* Excerpted data:
========================================

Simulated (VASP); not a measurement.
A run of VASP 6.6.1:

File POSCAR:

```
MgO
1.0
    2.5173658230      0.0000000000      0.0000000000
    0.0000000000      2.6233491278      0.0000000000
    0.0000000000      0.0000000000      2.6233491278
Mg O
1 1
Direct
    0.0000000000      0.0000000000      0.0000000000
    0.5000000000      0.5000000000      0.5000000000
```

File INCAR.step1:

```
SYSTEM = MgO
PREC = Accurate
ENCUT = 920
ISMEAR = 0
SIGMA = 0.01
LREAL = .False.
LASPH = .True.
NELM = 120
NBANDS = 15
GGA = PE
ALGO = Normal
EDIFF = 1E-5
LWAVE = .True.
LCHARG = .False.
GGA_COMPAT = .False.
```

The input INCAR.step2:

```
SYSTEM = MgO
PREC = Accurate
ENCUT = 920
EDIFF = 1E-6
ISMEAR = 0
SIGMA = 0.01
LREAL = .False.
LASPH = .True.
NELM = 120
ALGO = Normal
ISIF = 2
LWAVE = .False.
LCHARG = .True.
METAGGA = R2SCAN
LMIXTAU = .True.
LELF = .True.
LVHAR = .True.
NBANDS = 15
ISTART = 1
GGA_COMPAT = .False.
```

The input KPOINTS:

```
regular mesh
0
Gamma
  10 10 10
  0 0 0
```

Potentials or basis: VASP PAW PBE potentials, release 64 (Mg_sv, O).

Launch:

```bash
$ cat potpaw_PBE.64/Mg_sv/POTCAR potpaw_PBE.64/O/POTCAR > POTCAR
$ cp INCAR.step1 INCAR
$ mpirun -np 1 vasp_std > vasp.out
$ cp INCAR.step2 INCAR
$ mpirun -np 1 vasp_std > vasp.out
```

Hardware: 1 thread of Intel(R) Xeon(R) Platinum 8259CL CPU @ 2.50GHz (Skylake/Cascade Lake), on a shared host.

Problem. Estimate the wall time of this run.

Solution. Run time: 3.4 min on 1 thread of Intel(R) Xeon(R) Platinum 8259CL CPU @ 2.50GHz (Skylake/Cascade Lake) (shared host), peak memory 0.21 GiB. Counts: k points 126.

========================================

From the start of the data to the line that holds "Problem. Estimate the wall time of this run.", retype each line exactly, with both ends included.

Simulated (VASP); not a measurement.
A run of VASP 6.6.1:

File POSCAR:

```
MgO
1.0
    2.5173658230      0.0000000000      0.0000000000
    0.0000000000      2.6233491278      0.0000000000
    0.0000000000      0.0000000000      2.6233491278
Mg O
1 1
Direct
    0.0000000000      0.0000000000      0.0000000000
    0.5000000000      0.5000000000      0.5000000000
```

File INCAR.step1:

```
SYSTEM = MgO
PREC = Accurate
ENCUT = 920
ISMEAR = 0
SIGMA = 0.01
LREAL = .False.
LASPH = .True.
NELM = 120
NBANDS = 15
GGA = PE
ALGO = Normal
EDIFF = 1E-5
LWAVE = .True.
LCHARG = .False.
GGA_COMPAT = .False.
```

The input INCAR.step2:

```
SYSTEM = MgO
PREC = Accurate
ENCUT = 920
EDIFF = 1E-6
ISMEAR = 0
SIGMA = 0.01
LREAL = .False.
LASPH = .True.
NELM = 120
ALGO = Normal
ISIF = 2
LWAVE = .False.
LCHARG = .True.
METAGGA = R2SCAN
LMIXTAU = .True.
LELF = .True.
LVHAR = .True.
NBANDS = 15
ISTART = 1
GGA_COMPAT = .False.
```

The input KPOINTS:

```
regular mesh
0
Gamma
  10 10 10
  0 0 0
```

Potentials or basis: VASP PAW PBE potentials, release 64 (Mg_sv, O).

Launch:

```bash
$ cat potpaw_PBE.64/Mg_sv/POTCAR potpaw_PBE.64/O/POTCAR > POTCAR
$ cp INCAR.step1 INCAR
$ mpirun -np 1 vasp_std > vasp.out
$ cp INCAR.step2 INCAR
$ mpirun -np 1 vasp_std > vasp.out
```

Hardware: 1 thread of Intel(R) Xeon(R) Platinum 8259CL CPU @ 2.50GHz (Skylake/Cascade Lake), on a shared host.

Problem. Estimate the wall time of this run.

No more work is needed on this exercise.